→ **Dataset entries**
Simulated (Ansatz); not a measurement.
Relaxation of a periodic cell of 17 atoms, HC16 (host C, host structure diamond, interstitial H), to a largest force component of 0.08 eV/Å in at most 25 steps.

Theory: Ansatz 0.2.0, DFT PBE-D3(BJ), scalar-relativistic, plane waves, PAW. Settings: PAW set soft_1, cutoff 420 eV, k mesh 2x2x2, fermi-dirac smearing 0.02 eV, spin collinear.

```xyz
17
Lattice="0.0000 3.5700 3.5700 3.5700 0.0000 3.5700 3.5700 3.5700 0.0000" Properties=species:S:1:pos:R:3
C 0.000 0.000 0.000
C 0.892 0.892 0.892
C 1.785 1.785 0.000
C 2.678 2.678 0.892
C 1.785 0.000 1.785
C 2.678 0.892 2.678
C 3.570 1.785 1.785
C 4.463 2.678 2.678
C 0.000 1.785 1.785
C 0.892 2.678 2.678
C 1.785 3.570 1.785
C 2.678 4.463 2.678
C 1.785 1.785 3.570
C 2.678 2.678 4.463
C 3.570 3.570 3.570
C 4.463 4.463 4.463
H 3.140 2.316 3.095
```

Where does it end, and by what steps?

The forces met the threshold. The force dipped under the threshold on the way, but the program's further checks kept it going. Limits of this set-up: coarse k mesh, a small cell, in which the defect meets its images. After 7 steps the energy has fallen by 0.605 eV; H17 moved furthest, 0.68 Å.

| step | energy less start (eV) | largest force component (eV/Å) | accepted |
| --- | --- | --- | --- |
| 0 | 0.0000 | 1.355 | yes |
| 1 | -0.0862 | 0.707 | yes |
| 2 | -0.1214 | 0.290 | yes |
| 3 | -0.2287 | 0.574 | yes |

→ **Requirement**
The entire listing is to be repeated exactly.

→ **Answer space**
Simulated (Ansatz); not a measurement.
Relaxation of a periodic cell of 17 atoms, HC16 (host C, host structure diamond, interstitial H), to a largest force component of 0.08 eV/Å in at most 25 steps.

Theory: Ansatz 0.2.0, DFT PBE-D3(BJ), scalar-relativistic, plane waves, PAW. Settings: PAW set soft_1, cutoff 420 eV, k mesh 2x2x2, fermi-dirac smearing 0.02 eV, spin collinear.

```xyz
17
Lattice="0.0000 3.5700 3.5700 3.5700 0.0000 3.5700 3.5700 3.5700 0.0000" Properties=species:S:1:pos:R:3
C 0.000 0.000 0.000
C 0.892 0.892 0.892
C 1.785 1.785 0.000
C 2.678 2.678 0.892
C 1.785 0.000 1.785
C 2.678 0.892 2.678
C 3.570 1.785 1.785
C 4.463 2.678 2.678
C 0.000 1.785 1.785
C 0.892 2.678 2.678
C 1.785 3.570 1.785
C 2.678 4.463 2.678
C 1.785 1.785 3.570
C 2.678 2.678 4.463
C 3.570 3.570 3.570
C 4.463 4.463 4.463
H 3.140 2.316 3.095
```

Where does it end, and by what steps?

The forces met the threshold. The force dipped under the threshold on the way, but the program's further checks kept it going. Limits of this set-up: coarse k mesh, a small cell, in which the defect meets its images. After 7 steps the energy has fallen by 0.605 eV; H17 moved furthest, 0.68 Å.

| step | energy less start (eV) | largest force component (eV/Å) | accepted |
| --- | --- | --- | --- |
| 0 | 0.0000 | 1.355 | yes |
| 1 | -0.0862 | 0.707 | yes |
| 2 | -0.1214 | 0.290 | yes |
| 3 | -0.2287 | 0.574 | yes |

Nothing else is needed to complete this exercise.